──────── Supplied information
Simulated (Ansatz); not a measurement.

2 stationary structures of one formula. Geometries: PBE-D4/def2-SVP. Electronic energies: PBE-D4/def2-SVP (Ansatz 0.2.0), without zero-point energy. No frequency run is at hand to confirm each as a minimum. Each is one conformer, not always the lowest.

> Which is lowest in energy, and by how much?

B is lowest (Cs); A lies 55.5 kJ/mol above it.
────────────────

§ **Assignment**
Word for word, restate the data above from its first line down to and including the line with "by how much?".

§ **Answer space**
Simulated (Ansatz); not a measurement.

2 stationary structures of one formula. Geometries: PBE-D4/def2-SVP. Electronic energies: PBE-D4/def2-SVP (Ansatz 0.2.0), without zero-point energy. No frequency run is at hand to confirm each as a minimum. Each is one conformer, not always the lowest.

> Which is lowest in energy, and by how much?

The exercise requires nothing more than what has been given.